Work task:
Output the records exactly, every one of them.

Data listing Start Marker

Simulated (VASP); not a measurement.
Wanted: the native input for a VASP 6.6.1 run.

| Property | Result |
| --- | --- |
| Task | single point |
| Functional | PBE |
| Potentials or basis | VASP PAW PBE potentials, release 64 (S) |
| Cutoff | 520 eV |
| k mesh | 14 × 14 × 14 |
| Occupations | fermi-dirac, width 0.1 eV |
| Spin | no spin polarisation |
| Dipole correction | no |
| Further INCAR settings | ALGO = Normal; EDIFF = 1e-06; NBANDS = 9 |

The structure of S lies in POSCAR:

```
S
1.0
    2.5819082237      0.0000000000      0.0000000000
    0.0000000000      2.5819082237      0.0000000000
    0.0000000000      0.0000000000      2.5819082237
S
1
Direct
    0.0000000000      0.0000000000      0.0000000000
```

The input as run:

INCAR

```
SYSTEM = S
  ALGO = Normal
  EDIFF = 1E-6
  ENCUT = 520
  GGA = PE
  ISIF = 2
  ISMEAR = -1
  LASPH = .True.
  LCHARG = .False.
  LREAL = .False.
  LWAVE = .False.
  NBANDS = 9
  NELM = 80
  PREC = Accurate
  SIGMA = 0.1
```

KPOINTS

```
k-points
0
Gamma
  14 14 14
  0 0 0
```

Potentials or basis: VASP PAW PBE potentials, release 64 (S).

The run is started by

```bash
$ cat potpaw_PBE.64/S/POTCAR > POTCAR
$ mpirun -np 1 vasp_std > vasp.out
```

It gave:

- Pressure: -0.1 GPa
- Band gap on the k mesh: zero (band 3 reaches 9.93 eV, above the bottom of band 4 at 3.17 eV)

Data listing End Marker

Written reply:
Simulated (VASP); not a measurement.
Wanted: the native input for a VASP 6.6.1 run.

| Property | Result |
| --- | --- |
| Task | single point |
| Functional | PBE |
| Potentials or basis | VASP PAW PBE potentials, release 64 (S) |
| Cutoff | 520 eV |
| k mesh | 14 × 14 × 14 |
| Occupations | fermi-dirac, width 0.1 eV |
| Spin | no spin polarisation |
| Dipole correction | no |
| Further INCAR settings | ALGO = Normal; EDIFF = 1e-06; NBANDS = 9 |

The structure of S lies in POSCAR:

```
S
1.0
    2.5819082237      0.0000000000      0.0000000000
    0.0000000000      2.5819082237      0.0000000000
    0.0000000000      0.0000000000      2.5819082237
S
1
Direct
    0.0000000000      0.0000000000      0.0000000000
```

The input as run:

INCAR

```
SYSTEM = S
  ALGO = Normal
  EDIFF = 1E-6
  ENCUT = 520
  GGA = PE
  ISIF = 2
  ISMEAR = -1
  LASPH = .True.
  LCHARG = .False.
  LREAL = .False.
  LWAVE = .False.
  NBANDS = 9
  NELM = 80
  PREC = Accurate
  SIGMA = 0.1
```

KPOINTS

```
k-points
0
Gamma
  14 14 14
  0 0 0
```

Potentials or basis: VASP PAW PBE potentials, release 64 (S).

The run is started by

```bash
$ cat potpaw_PBE.64/S/POTCAR > POTCAR
$ mpirun -np 1 vasp_std > vasp.out
```

It gave:

- Pressure: -0.1 GPa
- Band gap on the k mesh: zero (band 3 reaches 9.93 eV, above the bottom of band 4 at 3.17 eV)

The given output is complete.